■ Data records:
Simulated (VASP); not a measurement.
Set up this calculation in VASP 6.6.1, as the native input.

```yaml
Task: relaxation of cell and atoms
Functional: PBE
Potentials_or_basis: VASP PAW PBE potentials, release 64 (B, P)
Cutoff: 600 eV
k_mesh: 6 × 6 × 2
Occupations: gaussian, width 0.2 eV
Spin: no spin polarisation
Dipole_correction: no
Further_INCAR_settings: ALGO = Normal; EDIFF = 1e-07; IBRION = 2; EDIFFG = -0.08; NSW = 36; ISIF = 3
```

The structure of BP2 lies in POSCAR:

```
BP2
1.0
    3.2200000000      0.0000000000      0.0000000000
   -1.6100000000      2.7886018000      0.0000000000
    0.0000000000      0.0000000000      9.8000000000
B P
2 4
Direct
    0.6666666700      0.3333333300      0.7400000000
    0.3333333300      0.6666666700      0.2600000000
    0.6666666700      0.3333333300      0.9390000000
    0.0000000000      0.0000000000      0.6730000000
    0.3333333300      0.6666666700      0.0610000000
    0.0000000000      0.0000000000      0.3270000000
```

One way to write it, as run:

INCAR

■ Required action: The material is to be written out once more, exactly and in full.

■ Written answer:
Simulated (VASP); not a measurement.
Set up this calculation in VASP 6.6.1, as the native input.

```yaml
Task: relaxation of cell and atoms
Functional: PBE
Potentials_or_basis: VASP PAW PBE potentials, release 64 (B, P)
Cutoff: 600 eV
k_mesh: 6 × 6 × 2
Occupations: gaussian, width 0.2 eV
Spin: no spin polarisation
Dipole_correction: no
Further_INCAR_settings: ALGO = Normal; EDIFF = 1e-07; IBRION = 2; EDIFFG = -0.08; NSW = 36; ISIF = 3
```

The structure of BP2 lies in POSCAR:

```
BP2
1.0
    3.2200000000      0.0000000000      0.0000000000
   -1.6100000000      2.7886018000      0.0000000000
    0.0000000000      0.0000000000      9.8000000000
B P
2 4
Direct
    0.6666666700      0.3333333300      0.7400000000
    0.3333333300      0.6666666700      0.2600000000
    0.6666666700      0.3333333300      0.9390000000
    0.0000000000      0.0000000000      0.6730000000
    0.3333333300      0.6666666700      0.0610000000
    0.0000000000      0.0000000000      0.3270000000
```

One way to write it, as run:

INCAR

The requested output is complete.